+++

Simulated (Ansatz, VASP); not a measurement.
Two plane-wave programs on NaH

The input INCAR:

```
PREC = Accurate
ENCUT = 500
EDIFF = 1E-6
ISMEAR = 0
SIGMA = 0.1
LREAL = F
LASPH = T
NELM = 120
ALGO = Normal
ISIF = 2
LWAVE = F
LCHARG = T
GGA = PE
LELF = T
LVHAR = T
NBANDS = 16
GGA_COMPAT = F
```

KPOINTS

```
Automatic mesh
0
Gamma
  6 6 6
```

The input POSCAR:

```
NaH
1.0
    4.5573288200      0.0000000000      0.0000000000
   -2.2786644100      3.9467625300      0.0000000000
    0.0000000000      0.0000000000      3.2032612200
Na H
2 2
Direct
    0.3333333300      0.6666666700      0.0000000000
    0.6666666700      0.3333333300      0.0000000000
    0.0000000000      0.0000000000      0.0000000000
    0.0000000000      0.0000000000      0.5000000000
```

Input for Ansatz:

+++

= Requirement =
Word for word, set down all of the material.

= Exercise answer =
Simulated (Ansatz, VASP); not a measurement.
Two plane-wave programs on NaH

The input INCAR:

```
PREC = Accurate
ENCUT = 500
EDIFF = 1E-6
ISMEAR = 0
SIGMA = 0.1
LREAL = F
LASPH = T
NELM = 120
ALGO = Normal
ISIF = 2
LWAVE = F
LCHARG = T
GGA = PE
LELF = T
LVHAR = T
NBANDS = 16
GGA_COMPAT = F
```

KPOINTS

```
Automatic mesh
0
Gamma
  6 6 6
```

The input POSCAR:

```
NaH
1.0
    4.5573288200      0.0000000000      0.0000000000
   -2.2786644100      3.9467625300      0.0000000000
    0.0000000000      0.0000000000      3.2032612200
Na H
2 2
Direct
    0.3333333300      0.6666666700      0.0000000000
    0.6666666700      0.3333333300      0.0000000000
    0.0000000000      0.0000000000      0.0000000000
    0.0000000000      0.0000000000      0.5000000000
```

Input for Ansatz:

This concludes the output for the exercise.